**DATASET EXCERPTS**
★ ★ ★ ★ ★ ★ ★

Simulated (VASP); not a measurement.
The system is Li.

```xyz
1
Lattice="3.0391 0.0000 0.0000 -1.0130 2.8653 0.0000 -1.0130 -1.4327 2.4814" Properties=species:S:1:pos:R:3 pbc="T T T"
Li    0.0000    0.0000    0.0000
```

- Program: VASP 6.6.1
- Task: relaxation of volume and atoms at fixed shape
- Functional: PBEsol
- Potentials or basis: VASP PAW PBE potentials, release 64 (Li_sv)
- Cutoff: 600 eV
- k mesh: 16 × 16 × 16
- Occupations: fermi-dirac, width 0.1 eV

★ ★ ★ ★ ★ ★ ★

**WORK ORDER**
Output each record above exactly, omitting nothing.

**RESPONSE BOX**
Simulated (VASP); not a measurement.
The system is Li.

```xyz
1
Lattice="3.0391 0.0000 0.0000 -1.0130 2.8653 0.0000 -1.0130 -1.4327 2.4814" Properties=species:S:1:pos:R:3 pbc="T T T"
Li    0.0000    0.0000    0.0000
```

- Program: VASP 6.6.1
- Task: relaxation of volume and atoms at fixed shape
- Functional: PBEsol
- Potentials or basis: VASP PAW PBE potentials, release 64 (Li_sv)
- Cutoff: 600 eV
- k mesh: 16 × 16 × 16
- Occupations: fermi-dirac, width 0.1 eV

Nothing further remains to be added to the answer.